WORK ITEM: The full listing should be reproduced exactly as it appears.

□ □ □
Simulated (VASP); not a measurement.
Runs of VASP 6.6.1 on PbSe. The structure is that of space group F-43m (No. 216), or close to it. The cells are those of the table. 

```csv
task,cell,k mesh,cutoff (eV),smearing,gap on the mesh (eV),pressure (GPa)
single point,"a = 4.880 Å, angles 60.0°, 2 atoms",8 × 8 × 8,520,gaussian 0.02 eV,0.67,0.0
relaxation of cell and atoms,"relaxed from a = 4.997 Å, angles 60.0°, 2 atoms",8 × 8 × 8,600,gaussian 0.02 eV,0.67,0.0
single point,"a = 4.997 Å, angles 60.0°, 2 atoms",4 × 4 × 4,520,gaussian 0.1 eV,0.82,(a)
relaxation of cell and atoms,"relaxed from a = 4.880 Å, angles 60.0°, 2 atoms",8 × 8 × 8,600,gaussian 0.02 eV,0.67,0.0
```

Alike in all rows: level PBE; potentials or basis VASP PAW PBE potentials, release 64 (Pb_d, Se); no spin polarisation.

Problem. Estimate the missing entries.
□ □ □

RESULT:
Simulated (VASP); not a measurement.
Runs of VASP 6.6.1 on PbSe. The structure is that of space group F-43m (No. 216), or close to it. The cells are those of the table. 

```csv
task,cell,k mesh,cutoff (eV),smearing,gap on the mesh (eV),pressure (GPa)
single point,"a = 4.880 Å, angles 60.0°, 2 atoms",8 × 8 × 8,520,gaussian 0.02 eV,0.67,0.0
relaxation of cell and atoms,"relaxed from a = 4.997 Å, angles 60.0°, 2 atoms",8 × 8 × 8,600,gaussian 0.02 eV,0.67,0.0
single point,"a = 4.997 Å, angles 60.0°, 2 atoms",4 × 4 × 4,520,gaussian 0.1 eV,0.82,(a)
relaxation of cell and atoms,"relaxed from a = 4.880 Å, angles 60.0°, 2 atoms",8 × 8 × 8,600,gaussian 0.02 eV,0.67,0.0
```

Alike in all rows: level PBE; potentials or basis VASP PAW PBE potentials, release 64 (Pb_d, Se); no spin polarisation.

Problem. Estimate the missing entries.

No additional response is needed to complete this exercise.